**Work task**:
Write out once more the lines running from the top of the entries below to the line with "Unless said otherwise, spin-orbit", both ends included.

======== Information supplied

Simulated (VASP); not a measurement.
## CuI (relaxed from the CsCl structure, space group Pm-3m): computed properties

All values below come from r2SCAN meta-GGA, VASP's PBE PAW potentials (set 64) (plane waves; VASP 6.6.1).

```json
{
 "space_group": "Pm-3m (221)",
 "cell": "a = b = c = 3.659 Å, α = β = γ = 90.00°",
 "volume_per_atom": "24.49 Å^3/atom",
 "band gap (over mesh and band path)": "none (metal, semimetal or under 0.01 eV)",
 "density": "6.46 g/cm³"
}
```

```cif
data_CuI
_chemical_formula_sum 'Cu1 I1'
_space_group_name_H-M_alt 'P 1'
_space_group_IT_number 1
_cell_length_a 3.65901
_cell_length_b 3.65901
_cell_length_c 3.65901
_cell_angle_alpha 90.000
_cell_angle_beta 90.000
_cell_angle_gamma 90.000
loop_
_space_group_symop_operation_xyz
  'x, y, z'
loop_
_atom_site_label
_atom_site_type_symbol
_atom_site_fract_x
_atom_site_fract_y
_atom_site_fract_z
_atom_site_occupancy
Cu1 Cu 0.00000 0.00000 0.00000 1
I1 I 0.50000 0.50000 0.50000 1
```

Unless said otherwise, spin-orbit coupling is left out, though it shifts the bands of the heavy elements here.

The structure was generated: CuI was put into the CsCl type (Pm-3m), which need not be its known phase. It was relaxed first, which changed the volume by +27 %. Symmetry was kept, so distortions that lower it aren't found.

================

**Exercise answer**:
Simulated (VASP); not a measurement.
## CuI (relaxed from the CsCl structure, space group Pm-3m): computed properties

All values below come from r2SCAN meta-GGA, VASP's PBE PAW potentials (set 64) (plane waves; VASP 6.6.1).

```json
{
 "space_group": "Pm-3m (221)",
 "cell": "a = b = c = 3.659 Å, α = β = γ = 90.00°",
 "volume_per_atom": "24.49 Å^3/atom",
 "band gap (over mesh and band path)": "none (metal, semimetal or under 0.01 eV)",
 "density": "6.46 g/cm³"
}
```

```cif
data_CuI
_chemical_formula_sum 'Cu1 I1'
_space_group_name_H-M_alt 'P 1'
_space_group_IT_number 1
_cell_length_a 3.65901
_cell_length_b 3.65901
_cell_length_c 3.65901
_cell_angle_alpha 90.000
_cell_angle_beta 90.000
_cell_angle_gamma 90.000
loop_
_space_group_symop_operation_xyz
  'x, y, z'
loop_
_atom_site_label
_atom_site_type_symbol
_atom_site_fract_x
_atom_site_fract_y
_atom_site_fract_z
_atom_site_occupancy
Cu1 Cu 0.00000 0.00000 0.00000 1
I1 I 0.50000 0.50000 0.50000 1
```

Unless said otherwise, spin-orbit coupling is left out, though it shifts the bands of the heavy elements here.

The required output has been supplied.